= Task item =
Write out all the data again, exactly.

= Study material =
══════

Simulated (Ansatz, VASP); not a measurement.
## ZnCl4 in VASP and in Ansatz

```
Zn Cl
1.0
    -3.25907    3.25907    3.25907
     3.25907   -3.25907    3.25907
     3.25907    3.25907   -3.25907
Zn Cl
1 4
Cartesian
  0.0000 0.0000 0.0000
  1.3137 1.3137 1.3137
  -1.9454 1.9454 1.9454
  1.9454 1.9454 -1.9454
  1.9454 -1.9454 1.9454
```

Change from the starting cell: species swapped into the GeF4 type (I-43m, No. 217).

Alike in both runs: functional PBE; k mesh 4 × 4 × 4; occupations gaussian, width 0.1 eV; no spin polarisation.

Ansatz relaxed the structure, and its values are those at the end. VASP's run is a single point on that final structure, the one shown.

══════

= Answer box =
Simulated (Ansatz, VASP); not a measurement.
## ZnCl4 in VASP and in Ansatz

```
Zn Cl
1.0
    -3.25907    3.25907    3.25907
     3.25907   -3.25907    3.25907
     3.25907    3.25907   -3.25907
Zn Cl
1 4
Cartesian
  0.0000 0.0000 0.0000
  1.3137 1.3137 1.3137
  -1.9454 1.9454 1.9454
  1.9454 1.9454 -1.9454
  1.9454 -1.9454 1.9454
```

Change from the starting cell: species swapped into the GeF4 type (I-43m, No. 217).

Alike in both runs: functional PBE; k mesh 4 × 4 × 4; occupations gaussian, width 0.1 eV; no spin polarisation.

Ansatz relaxed the structure, and its values are those at the end. VASP's run is a single point on that final structure, the one shown.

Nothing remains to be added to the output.